Starting with the line that contains "Spectroscopic constants of" and stopping after the line that contains "Seven points along", return each line below exactly as written, with no others.

> _Excerpted data_
-- Opening Marker --

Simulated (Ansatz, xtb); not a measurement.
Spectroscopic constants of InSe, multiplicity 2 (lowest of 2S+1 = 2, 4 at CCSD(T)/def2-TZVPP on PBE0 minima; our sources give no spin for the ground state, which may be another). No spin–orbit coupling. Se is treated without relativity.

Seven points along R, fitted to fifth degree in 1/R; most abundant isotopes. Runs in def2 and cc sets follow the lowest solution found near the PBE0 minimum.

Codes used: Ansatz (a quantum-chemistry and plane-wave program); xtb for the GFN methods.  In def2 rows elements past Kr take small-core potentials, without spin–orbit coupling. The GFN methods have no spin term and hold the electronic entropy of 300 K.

-- Closing Marker --

> _Written response_
Spectroscopic constants of InSe, multiplicity 2 (lowest of 2S+1 = 2, 4 at CCSD(T)/def2-TZVPP on PBE0 minima; our sources give no spin for the ground state, which may be another). No spin–orbit coupling. Se is treated without relativity.

Seven points along R, fitted to fifth degree in 1/R; most abundant isotopes. Runs in def2 and cc sets follow the lowest solution found near the PBE0 minimum.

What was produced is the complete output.